Brief —
Copy every line of the material below exactly.

Source material —
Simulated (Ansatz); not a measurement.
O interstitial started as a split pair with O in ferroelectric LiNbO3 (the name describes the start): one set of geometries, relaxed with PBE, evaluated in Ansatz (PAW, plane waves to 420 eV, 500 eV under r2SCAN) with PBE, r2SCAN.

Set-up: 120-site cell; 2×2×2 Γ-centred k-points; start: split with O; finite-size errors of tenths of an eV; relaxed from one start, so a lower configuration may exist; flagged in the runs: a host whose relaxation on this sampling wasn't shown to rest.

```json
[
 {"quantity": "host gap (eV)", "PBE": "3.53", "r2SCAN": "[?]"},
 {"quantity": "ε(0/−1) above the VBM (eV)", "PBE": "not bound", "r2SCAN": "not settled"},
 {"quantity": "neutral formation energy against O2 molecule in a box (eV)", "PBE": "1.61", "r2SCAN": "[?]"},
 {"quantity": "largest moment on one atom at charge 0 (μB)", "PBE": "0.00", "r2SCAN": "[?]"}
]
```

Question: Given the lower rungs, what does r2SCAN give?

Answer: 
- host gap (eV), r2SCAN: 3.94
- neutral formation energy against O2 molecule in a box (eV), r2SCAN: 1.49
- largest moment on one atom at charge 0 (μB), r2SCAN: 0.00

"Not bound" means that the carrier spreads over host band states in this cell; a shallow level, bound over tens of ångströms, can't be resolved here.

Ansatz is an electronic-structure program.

Task answer —
Simulated (Ansatz); not a measurement.
O interstitial started as a split pair with O in ferroelectric LiNbO3 (the name describes the start): one set of geometries, relaxed with PBE, evaluated in Ansatz (PAW, plane waves to 420 eV, 500 eV under r2SCAN) with PBE, r2SCAN.

Set-up: 120-site cell; 2×2×2 Γ-centred k-points; start: split with O; finite-size errors of tenths of an eV; relaxed from one start, so a lower configuration may exist; flagged in the runs: a host whose relaxation on this sampling wasn't shown to rest.

```json
[
 {"quantity": "host gap (eV)", "PBE": "3.53", "r2SCAN": "[?]"},
 {"quantity": "ε(0/−1) above the VBM (eV)", "PBE": "not bound", "r2SCAN": "not settled"},
 {"quantity": "neutral formation energy against O2 molecule in a box (eV)", "PBE": "1.61", "r2SCAN": "[?]"},
 {"quantity": "largest moment on one atom at charge 0 (μB)", "PBE": "0.00", "r2SCAN": "[?]"}
]
```

Question: Given the lower rungs, what does r2SCAN give?

Answer: 
- host gap (eV), r2SCAN: 3.94
- neutral formation energy against O2 molecule in a box (eV), r2SCAN: 1.49
- largest moment on one atom at charge 0 (μB), r2SCAN: 0.00

"Not bound" means that the carrier spreads over host band states in this cell; a shallow level, bound over tens of ångströms, can't be resolved here.

Ansatz is an electronic-structure program.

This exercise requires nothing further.